**Required action:** Return all of the records below verbatim.

**Extracted information:**
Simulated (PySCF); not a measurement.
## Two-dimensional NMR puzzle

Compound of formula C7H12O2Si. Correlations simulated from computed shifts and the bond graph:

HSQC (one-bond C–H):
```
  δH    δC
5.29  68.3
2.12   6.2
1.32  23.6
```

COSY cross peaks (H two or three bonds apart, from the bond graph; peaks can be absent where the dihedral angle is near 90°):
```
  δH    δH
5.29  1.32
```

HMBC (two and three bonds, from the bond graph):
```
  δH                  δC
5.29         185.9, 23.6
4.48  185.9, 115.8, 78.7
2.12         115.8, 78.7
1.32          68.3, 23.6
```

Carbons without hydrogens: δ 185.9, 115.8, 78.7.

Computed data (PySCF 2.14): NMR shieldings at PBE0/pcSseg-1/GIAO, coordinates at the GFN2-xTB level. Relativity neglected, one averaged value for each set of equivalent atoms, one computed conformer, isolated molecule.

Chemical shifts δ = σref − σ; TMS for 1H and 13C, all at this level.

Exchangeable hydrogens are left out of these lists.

**Written answer:**
Simulated (PySCF); not a measurement.
## Two-dimensional NMR puzzle

Compound of formula C7H12O2Si. Correlations simulated from computed shifts and the bond graph:

HSQC (one-bond C–H):
```
  δH    δC
5.29  68.3
2.12   6.2
1.32  23.6
```

COSY cross peaks (H two or three bonds apart, from the bond graph; peaks can be absent where the dihedral angle is near 90°):
```
  δH    δH
5.29  1.32
```

HMBC (two and three bonds, from the bond graph):
```
  δH                  δC
5.29         185.9, 23.6
4.48  185.9, 115.8, 78.7
2.12         115.8, 78.7
1.32          68.3, 23.6
```

Carbons without hydrogens: δ 185.9, 115.8, 78.7.

Computed data (PySCF 2.14): NMR shieldings at PBE0/pcSseg-1/GIAO, coordinates at the GFN2-xTB level. Relativity neglected, one averaged value for each set of equivalent atoms, one computed conformer, isolated molecule.

Chemical shifts δ = σref − σ; TMS for 1H and 13C, all at this level.

Exchangeable hydrogens are left out of these lists.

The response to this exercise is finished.